Study material>
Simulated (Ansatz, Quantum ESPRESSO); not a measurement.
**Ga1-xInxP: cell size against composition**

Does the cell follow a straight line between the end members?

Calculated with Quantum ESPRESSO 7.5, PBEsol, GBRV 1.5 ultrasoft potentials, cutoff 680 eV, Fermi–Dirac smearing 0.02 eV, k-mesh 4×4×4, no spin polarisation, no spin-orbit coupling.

Assignment> Verbatim reproduction of the entries is required.

Task solution>
Simulated (Ansatz, Quantum ESPRESSO); not a measurement.
**Ga1-xInxP: cell size against composition**

Does the cell follow a straight line between the end members?

Calculated with Quantum ESPRESSO 7.5, PBEsol, GBRV 1.5 ultrasoft potentials, cutoff 680 eV, Fermi–Dirac smearing 0.02 eV, k-mesh 4×4×4, no spin polarisation, no spin-orbit coupling.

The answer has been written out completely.